LISTED RECORDS:
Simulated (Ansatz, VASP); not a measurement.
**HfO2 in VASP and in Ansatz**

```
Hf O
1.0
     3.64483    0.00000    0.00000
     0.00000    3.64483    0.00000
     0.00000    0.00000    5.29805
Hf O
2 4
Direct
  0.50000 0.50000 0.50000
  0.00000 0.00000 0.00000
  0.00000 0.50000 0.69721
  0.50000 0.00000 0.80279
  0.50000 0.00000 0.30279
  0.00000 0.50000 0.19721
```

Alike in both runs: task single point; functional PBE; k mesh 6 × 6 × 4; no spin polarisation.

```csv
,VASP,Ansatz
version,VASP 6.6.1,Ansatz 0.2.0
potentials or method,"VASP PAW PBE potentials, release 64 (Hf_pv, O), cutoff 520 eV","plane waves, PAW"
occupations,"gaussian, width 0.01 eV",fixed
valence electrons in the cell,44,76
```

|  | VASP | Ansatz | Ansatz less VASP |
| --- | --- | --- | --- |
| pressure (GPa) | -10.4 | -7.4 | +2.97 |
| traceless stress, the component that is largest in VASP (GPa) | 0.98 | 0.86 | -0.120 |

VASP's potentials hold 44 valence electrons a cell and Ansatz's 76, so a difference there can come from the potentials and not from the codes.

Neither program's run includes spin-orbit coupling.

ASSIGNED TASK:
When the line containing "VASP's potentials hold" is reached, include it and stop. Until then, output each line of the entries exactly as given, starting from the first.

RESULT:
Simulated (Ansatz, VASP); not a measurement.
**HfO2 in VASP and in Ansatz**

```
Hf O
1.0
     3.64483    0.00000    0.00000
     0.00000    3.64483    0.00000
     0.00000    0.00000    5.29805
Hf O
2 4
Direct
  0.50000 0.50000 0.50000
  0.00000 0.00000 0.00000
  0.00000 0.50000 0.69721
  0.50000 0.00000 0.80279
  0.50000 0.00000 0.30279
  0.00000 0.50000 0.19721
```

Alike in both runs: task single point; functional PBE; k mesh 6 × 6 × 4; no spin polarisation.

```csv
,VASP,Ansatz
version,VASP 6.6.1,Ansatz 0.2.0
potentials or method,"VASP PAW PBE potentials, release 64 (Hf_pv, O), cutoff 520 eV","plane waves, PAW"
occupations,"gaussian, width 0.01 eV",fixed
valence electrons in the cell,44,76
```

|  | VASP | Ansatz | Ansatz less VASP |
| --- | --- | --- | --- |
| pressure (GPa) | -10.4 | -7.4 | +2.97 |
| traceless stress, the component that is largest in VASP (GPa) | 0.98 | 0.86 | -0.120 |

VASP's potentials hold 44 valence electrons a cell and Ansatz's 76, so a difference there can come from the potentials and not from the codes.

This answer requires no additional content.